DATA FOR REVIEW:
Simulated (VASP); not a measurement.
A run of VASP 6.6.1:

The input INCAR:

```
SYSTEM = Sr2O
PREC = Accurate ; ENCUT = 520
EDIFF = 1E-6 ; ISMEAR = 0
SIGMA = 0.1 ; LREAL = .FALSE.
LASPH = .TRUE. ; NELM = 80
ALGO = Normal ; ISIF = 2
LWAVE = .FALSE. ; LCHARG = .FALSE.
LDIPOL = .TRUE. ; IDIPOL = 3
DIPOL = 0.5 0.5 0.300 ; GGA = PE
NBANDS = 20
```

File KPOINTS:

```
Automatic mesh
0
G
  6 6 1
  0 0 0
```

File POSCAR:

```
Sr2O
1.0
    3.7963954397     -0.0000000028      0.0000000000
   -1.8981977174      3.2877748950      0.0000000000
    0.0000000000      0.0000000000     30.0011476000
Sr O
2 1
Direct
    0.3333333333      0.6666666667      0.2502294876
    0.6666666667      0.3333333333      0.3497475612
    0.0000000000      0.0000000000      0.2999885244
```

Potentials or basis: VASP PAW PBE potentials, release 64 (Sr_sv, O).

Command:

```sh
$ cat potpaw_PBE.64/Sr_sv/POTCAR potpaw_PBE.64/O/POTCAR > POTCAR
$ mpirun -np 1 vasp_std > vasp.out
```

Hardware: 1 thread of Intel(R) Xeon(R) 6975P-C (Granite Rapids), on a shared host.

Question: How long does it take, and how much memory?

ASSIGNED TASK: All the material above is to be retyped exactly as it appears.

RESPONSE BOX:
Simulated (VASP); not a measurement.
A run of VASP 6.6.1:

The input INCAR:

```
SYSTEM = Sr2O
PREC = Accurate ; ENCUT = 520
EDIFF = 1E-6 ; ISMEAR = 0
SIGMA = 0.1 ; LREAL = .FALSE.
LASPH = .TRUE. ; NELM = 80
ALGO = Normal ; ISIF = 2
LWAVE = .FALSE. ; LCHARG = .FALSE.
LDIPOL = .TRUE. ; IDIPOL = 3
DIPOL = 0.5 0.5 0.300 ; GGA = PE
NBANDS = 20
```

File KPOINTS:

```
Automatic mesh
0
G
  6 6 1
  0 0 0
```

File POSCAR:

```
Sr2O
1.0
    3.7963954397     -0.0000000028      0.0000000000
   -1.8981977174      3.2877748950      0.0000000000
    0.0000000000      0.0000000000     30.0011476000
Sr O
2 1
Direct
    0.3333333333      0.6666666667      0.2502294876
    0.6666666667      0.3333333333      0.3497475612
    0.0000000000      0.0000000000      0.2999885244
```

Potentials or basis: VASP PAW PBE potentials, release 64 (Sr_sv, O).

Command:

```sh
$ cat potpaw_PBE.64/Sr_sv/POTCAR potpaw_PBE.64/O/POTCAR > POTCAR
$ mpirun -np 1 vasp_std > vasp.out
```

Hardware: 1 thread of Intel(R) Xeon(R) 6975P-C (Granite Rapids), on a shared host.

Question: How long does it take, and how much memory?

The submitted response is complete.